•••••

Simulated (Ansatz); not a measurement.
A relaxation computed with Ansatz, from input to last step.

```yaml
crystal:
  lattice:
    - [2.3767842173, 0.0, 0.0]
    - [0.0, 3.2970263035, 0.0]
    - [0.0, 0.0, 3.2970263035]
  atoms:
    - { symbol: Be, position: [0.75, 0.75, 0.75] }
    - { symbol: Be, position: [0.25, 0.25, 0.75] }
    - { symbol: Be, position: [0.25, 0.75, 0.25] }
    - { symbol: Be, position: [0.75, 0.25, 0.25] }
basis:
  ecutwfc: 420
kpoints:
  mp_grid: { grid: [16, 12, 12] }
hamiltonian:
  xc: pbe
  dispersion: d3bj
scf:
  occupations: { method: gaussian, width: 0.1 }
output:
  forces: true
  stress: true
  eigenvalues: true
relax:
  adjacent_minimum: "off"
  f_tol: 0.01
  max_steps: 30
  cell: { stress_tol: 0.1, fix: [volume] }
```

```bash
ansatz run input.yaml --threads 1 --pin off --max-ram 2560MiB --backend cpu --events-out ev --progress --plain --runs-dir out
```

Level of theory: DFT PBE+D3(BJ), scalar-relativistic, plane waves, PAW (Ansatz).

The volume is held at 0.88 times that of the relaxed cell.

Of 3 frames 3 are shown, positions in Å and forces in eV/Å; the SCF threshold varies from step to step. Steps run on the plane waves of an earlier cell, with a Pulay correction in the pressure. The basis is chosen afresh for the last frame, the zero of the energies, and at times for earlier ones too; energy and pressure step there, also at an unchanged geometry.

•••••

**Work item**
Transcribe the records above exactly, beginning at the line that contains "A relaxation computed" and ending with the line that contains "The volume is", both included, and nothing else.

**Exercise output**
A relaxation computed with Ansatz, from input to last step.

```yaml
crystal:
  lattice:
    - [2.3767842173, 0.0, 0.0]
    - [0.0, 3.2970263035, 0.0]
    - [0.0, 0.0, 3.2970263035]
  atoms:
    - { symbol: Be, position: [0.75, 0.75, 0.75] }
    - { symbol: Be, position: [0.25, 0.25, 0.75] }
    - { symbol: Be, position: [0.25, 0.75, 0.25] }
    - { symbol: Be, position: [0.75, 0.25, 0.25] }
basis:
  ecutwfc: 420
kpoints:
  mp_grid: { grid: [16, 12, 12] }
hamiltonian:
  xc: pbe
  dispersion: d3bj
scf:
  occupations: { method: gaussian, width: 0.1 }
output:
  forces: true
  stress: true
  eigenvalues: true
relax:
  adjacent_minimum: "off"
  f_tol: 0.01
  max_steps: 30
  cell: { stress_tol: 0.1, fix: [volume] }
```

```bash
ansatz run input.yaml --threads 1 --pin off --max-ram 2560MiB --backend cpu --events-out ev --progress --plain --runs-dir out
```

Level of theory: DFT PBE+D3(BJ), scalar-relativistic, plane waves, PAW (Ansatz).

The volume is held at 0.88 times that of the relaxed cell.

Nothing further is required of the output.